RECORD EXCERPTS —
--- START ---

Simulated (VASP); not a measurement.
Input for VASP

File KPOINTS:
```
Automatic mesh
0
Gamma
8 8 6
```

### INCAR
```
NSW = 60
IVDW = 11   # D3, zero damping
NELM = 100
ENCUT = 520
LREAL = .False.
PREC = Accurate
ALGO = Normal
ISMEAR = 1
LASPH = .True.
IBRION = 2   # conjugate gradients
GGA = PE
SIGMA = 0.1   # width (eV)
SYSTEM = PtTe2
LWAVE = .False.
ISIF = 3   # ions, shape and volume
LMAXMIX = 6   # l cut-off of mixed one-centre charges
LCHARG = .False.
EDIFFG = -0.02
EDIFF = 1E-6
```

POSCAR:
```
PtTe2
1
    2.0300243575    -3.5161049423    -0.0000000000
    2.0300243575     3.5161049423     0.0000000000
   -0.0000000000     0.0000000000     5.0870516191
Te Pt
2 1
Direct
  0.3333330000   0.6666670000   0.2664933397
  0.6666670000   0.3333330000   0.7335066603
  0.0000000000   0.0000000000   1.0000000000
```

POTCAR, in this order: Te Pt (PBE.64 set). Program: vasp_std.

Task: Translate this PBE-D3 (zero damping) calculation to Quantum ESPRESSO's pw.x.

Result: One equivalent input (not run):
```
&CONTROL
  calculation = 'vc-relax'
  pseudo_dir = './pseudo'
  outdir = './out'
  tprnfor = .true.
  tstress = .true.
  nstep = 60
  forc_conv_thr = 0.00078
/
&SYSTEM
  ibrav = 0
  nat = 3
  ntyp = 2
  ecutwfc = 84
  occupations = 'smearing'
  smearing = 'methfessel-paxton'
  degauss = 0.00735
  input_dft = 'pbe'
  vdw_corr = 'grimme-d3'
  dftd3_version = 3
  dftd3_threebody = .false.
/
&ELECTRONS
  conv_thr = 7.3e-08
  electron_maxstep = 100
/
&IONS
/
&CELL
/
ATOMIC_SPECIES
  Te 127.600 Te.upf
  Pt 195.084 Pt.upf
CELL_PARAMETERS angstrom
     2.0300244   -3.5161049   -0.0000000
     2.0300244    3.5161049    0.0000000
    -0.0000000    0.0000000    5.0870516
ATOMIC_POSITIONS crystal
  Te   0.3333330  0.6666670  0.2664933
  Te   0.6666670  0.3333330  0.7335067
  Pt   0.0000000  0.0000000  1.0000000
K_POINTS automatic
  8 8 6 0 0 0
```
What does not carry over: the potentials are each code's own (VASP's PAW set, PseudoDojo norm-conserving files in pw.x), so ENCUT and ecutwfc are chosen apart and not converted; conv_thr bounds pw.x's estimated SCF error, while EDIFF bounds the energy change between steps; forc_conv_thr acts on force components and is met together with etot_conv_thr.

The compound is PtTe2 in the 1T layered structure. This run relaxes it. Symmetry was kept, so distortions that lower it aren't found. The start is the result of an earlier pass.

--- END ---

ASSIGNMENT — Copy, please, exactly the lines that start at the first line of the data and end at the line containing "POTCAR, in this", both kept and no others.

EXERCISE SOLUTION —
Simulated (VASP); not a measurement.
Input for VASP

File KPOINTS:
```
Automatic mesh
0
Gamma
8 8 6
```

### INCAR
```
NSW = 60
IVDW = 11   # D3, zero damping
NELM = 100
ENCUT = 520
LREAL = .False.
PREC = Accurate
ALGO = Normal
ISMEAR = 1
LASPH = .True.
IBRION = 2   # conjugate gradients
GGA = PE
SIGMA = 0.1   # width (eV)
SYSTEM = PtTe2
LWAVE = .False.
ISIF = 3   # ions, shape and volume
LMAXMIX = 6   # l cut-off of mixed one-centre charges
LCHARG = .False.
EDIFFG = -0.02
EDIFF = 1E-6
```

POSCAR:
```
PtTe2
1
    2.0300243575    -3.5161049423    -0.0000000000
    2.0300243575     3.5161049423     0.0000000000
   -0.0000000000     0.0000000000     5.0870516191
Te Pt
2 1
Direct
  0.3333330000   0.6666670000   0.2664933397
  0.6666670000   0.3333330000   0.7335066603
  0.0000000000   0.0000000000   1.0000000000
```

POTCAR, in this order: Te Pt (PBE.64 set). Program: vasp_std.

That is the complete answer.